== ACTIVITY ==
Give the entries again, word for word.

== DATASET EXCERPTS ==
....

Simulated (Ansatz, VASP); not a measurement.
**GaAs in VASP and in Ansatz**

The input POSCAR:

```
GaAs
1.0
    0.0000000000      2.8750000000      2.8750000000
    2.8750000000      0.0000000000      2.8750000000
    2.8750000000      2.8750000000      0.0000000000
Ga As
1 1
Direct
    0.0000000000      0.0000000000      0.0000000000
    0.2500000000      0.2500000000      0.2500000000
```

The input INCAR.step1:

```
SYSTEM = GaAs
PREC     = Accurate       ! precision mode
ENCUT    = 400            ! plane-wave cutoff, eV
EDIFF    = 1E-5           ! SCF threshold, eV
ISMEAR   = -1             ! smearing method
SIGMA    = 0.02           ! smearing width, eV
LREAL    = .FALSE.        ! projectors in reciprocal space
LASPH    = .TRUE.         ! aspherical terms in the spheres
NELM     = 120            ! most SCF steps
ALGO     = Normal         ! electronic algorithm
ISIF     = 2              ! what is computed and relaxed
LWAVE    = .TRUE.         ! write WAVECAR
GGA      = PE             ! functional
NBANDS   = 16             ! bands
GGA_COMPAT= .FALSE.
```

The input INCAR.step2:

....

== SOLUTION ==
Simulated (Ansatz, VASP); not a measurement.
**GaAs in VASP and in Ansatz**

The input POSCAR:

```
GaAs
1.0
    0.0000000000      2.8750000000      2.8750000000
    2.8750000000      0.0000000000      2.8750000000
    2.8750000000      2.8750000000      0.0000000000
Ga As
1 1
Direct
    0.0000000000      0.0000000000      0.0000000000
    0.2500000000      0.2500000000      0.2500000000
```

The input INCAR.step1:

```
SYSTEM = GaAs
PREC     = Accurate       ! precision mode
ENCUT    = 400            ! plane-wave cutoff, eV
EDIFF    = 1E-5           ! SCF threshold, eV
ISMEAR   = -1             ! smearing method
SIGMA    = 0.02           ! smearing width, eV
LREAL    = .FALSE.        ! projectors in reciprocal space
LASPH    = .TRUE.         ! aspherical terms in the spheres
NELM     = 120            ! most SCF steps
ALGO     = Normal         ! electronic algorithm
ISIF     = 2              ! what is computed and relaxed
LWAVE    = .TRUE.         ! write WAVECAR
GGA      = PE             ! functional
NBANDS   = 16             ! bands
GGA_COMPAT= .FALSE.
```

The input INCAR.step2:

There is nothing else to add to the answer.